- ACTION ITEM -
Retyping the records exactly is the whole task.

- SOURCE INFORMATION -

◆ ◆ ◆ ◆

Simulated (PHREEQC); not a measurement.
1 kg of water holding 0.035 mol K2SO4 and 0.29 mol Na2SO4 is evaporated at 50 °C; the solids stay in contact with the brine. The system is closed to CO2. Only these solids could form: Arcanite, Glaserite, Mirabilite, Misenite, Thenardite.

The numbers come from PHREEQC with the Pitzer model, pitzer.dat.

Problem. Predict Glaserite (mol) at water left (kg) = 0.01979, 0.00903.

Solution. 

◆ ◆ ◆ ◆

- SOLUTION -
Simulated (PHREEQC); not a measurement.
1 kg of water holding 0.035 mol K2SO4 and 0.29 mol Na2SO4 is evaporated at 50 °C; the solids stay in contact with the brine. The system is closed to CO2. Only these solids could form: Arcanite, Glaserite, Mirabilite, Misenite, Thenardite.

The numbers come from PHREEQC with the Pitzer model, pitzer.dat.

Problem. Predict Glaserite (mol) at water left (kg) = 0.01979, 0.00903.

Solution. 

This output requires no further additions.